Given entries START

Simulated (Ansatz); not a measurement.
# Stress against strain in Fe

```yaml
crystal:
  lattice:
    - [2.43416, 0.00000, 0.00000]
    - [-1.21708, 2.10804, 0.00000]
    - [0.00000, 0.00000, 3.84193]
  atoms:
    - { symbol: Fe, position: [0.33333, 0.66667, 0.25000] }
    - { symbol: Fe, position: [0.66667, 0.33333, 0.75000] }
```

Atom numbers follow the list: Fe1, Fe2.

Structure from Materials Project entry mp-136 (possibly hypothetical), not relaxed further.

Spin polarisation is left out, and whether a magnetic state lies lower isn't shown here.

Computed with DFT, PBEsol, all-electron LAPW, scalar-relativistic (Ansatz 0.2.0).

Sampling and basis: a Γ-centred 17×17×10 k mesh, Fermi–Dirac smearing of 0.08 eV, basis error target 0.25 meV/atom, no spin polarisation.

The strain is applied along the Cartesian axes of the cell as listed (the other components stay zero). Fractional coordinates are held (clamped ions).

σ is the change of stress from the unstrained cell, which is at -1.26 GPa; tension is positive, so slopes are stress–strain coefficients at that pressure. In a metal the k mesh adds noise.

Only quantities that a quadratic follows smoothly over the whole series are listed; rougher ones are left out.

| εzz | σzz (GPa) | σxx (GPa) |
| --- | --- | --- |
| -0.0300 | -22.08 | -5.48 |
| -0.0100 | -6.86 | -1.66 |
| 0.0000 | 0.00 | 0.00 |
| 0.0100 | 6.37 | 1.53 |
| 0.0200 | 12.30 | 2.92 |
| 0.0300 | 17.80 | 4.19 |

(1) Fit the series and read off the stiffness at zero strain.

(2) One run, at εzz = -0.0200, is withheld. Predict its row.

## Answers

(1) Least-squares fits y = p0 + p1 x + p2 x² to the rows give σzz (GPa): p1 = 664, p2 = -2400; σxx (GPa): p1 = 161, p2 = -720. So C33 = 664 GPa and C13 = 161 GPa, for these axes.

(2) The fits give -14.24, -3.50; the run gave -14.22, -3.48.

Given entries END

-- Assignment --
Using the entries above, give again exactly the lines from the line holding "(1) Fit the" through the line holding "(1) Least-squares fits". Include both end lines and nothing else.

-- Task output --
(1) Fit the series and read off the stiffness at zero strain.

(2) One run, at εzz = -0.0200, is withheld. Predict its row.

## Answers

(1) Least-squares fits y = p0 + p1 x + p2 x² to the rows give σzz (GPa): p1 = 664, p2 = -2400; σxx (GPa): p1 = 161, p2 = -720. So C33 = 664 GPa and C13 = 161 GPa, for these axes.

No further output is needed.